Work instruction >>
The entries below contain a line with "The cell is" and a line with "Note: the relaxation". Retype exactly everything from the first down to the second, both included, and nothing else.

Dataset >>
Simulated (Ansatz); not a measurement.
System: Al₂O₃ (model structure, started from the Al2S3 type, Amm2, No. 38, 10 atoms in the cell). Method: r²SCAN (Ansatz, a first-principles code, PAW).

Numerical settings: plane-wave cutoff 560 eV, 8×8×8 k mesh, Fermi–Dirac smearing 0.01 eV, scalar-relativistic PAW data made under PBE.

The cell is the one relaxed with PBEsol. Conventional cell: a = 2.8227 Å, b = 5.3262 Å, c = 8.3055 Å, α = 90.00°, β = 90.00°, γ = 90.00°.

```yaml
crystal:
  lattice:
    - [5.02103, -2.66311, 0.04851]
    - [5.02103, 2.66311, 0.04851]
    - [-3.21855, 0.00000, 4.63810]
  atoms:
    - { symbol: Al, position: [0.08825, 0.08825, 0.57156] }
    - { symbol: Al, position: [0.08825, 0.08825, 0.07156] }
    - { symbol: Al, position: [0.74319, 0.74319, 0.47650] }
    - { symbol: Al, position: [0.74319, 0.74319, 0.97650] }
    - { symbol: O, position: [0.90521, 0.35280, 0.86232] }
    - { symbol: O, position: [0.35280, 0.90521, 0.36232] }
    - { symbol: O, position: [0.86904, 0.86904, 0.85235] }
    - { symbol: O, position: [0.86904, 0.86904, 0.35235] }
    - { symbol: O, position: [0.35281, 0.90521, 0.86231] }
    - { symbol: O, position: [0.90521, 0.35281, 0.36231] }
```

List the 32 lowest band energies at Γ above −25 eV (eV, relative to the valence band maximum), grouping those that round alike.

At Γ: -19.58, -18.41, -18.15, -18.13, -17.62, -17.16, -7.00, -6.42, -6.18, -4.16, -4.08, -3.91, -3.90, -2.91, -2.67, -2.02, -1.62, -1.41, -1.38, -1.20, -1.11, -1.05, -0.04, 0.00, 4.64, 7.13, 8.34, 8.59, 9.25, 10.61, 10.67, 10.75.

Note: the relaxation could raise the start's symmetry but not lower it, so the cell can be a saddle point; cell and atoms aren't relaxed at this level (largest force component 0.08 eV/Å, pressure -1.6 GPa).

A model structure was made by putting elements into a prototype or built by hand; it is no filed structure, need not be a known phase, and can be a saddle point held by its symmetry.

Your solution >>
The cell is the one relaxed with PBEsol. Conventional cell: a = 2.8227 Å, b = 5.3262 Å, c = 8.3055 Å, α = 90.00°, β = 90.00°, γ = 90.00°.

```yaml
crystal:
  lattice:
    - [5.02103, -2.66311, 0.04851]
    - [5.02103, 2.66311, 0.04851]
    - [-3.21855, 0.00000, 4.63810]
  atoms:
    - { symbol: Al, position: [0.08825, 0.08825, 0.57156] }
    - { symbol: Al, position: [0.08825, 0.08825, 0.07156] }
    - { symbol: Al, position: [0.74319, 0.74319, 0.47650] }
    - { symbol: Al, position: [0.74319, 0.74319, 0.97650] }
    - { symbol: O, position: [0.90521, 0.35280, 0.86232] }
    - { symbol: O, position: [0.35280, 0.90521, 0.36232] }
    - { symbol: O, position: [0.86904, 0.86904, 0.85235] }
    - { symbol: O, position: [0.86904, 0.86904, 0.35235] }
    - { symbol: O, position: [0.35281, 0.90521, 0.86231] }
    - { symbol: O, position: [0.90521, 0.35281, 0.36231] }
```

List the 32 lowest band energies at Γ above −25 eV (eV, relative to the valence band maximum), grouping those that round alike.

At Γ: -19.58, -18.41, -18.15, -18.13, -17.62, -17.16, -7.00, -6.42, -6.18, -4.16, -4.08, -3.91, -3.90, -2.91, -2.67, -2.02, -1.62, -1.41, -1.38, -1.20, -1.11, -1.05, -0.04, 0.00, 4.64, 7.13, 8.34, 8.59, 9.25, 10.61, 10.67, 10.75.

Note: the relaxation could raise the start's symmetry but not lower it, so the cell can be a saddle point; cell and atoms aren't relaxed at this level (largest force component 0.08 eV/Å, pressure -1.6 GPa).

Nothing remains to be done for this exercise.